▶ Work task
Reproduce the listing below exactly, from its first line down to and including the line with "Consider the formal".

▶ Supplied material
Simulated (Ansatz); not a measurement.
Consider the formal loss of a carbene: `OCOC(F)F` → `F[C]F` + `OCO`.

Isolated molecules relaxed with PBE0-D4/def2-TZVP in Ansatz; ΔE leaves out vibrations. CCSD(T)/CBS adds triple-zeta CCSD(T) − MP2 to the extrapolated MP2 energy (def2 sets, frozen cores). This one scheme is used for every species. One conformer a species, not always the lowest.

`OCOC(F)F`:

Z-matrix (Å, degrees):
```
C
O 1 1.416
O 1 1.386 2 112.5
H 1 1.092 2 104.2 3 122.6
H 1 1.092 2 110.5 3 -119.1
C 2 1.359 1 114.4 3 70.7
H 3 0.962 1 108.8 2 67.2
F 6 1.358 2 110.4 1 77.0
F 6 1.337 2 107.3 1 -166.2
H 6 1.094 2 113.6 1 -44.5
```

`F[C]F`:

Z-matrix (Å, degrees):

▶ Written response
Simulated (Ansatz); not a measurement.
Consider the formal loss of a carbene: `OCOC(F)F` → `F[C]F` + `OCO`.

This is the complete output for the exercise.